┌──

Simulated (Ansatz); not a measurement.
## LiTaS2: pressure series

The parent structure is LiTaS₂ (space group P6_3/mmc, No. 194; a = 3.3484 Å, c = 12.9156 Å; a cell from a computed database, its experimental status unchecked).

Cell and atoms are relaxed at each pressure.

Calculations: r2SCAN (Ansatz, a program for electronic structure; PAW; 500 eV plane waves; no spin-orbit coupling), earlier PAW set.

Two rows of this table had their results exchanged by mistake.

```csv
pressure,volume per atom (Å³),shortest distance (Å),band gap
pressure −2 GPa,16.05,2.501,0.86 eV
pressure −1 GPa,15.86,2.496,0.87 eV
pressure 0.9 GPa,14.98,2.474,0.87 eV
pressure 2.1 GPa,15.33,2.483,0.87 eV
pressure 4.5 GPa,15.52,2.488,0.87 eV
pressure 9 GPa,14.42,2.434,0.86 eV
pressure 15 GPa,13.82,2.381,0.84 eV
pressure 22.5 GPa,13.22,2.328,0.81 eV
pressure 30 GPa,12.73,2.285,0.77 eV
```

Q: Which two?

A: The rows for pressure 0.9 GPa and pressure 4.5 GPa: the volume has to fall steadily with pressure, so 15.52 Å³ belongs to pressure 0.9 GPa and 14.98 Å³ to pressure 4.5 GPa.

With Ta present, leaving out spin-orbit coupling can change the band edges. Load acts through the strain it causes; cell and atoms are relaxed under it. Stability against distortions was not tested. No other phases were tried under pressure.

└──

Begin at the top of the listing above and set down each line exactly. Stop after the line that contains "Cell and atoms are relaxed at each pressure.".

Simulated (Ansatz); not a measurement.
## LiTaS2: pressure series

The parent structure is LiTaS₂ (space group P6_3/mmc, No. 194; a = 3.3484 Å, c = 12.9156 Å; a cell from a computed database, its experimental status unchecked).

Cell and atoms are relaxed at each pressure.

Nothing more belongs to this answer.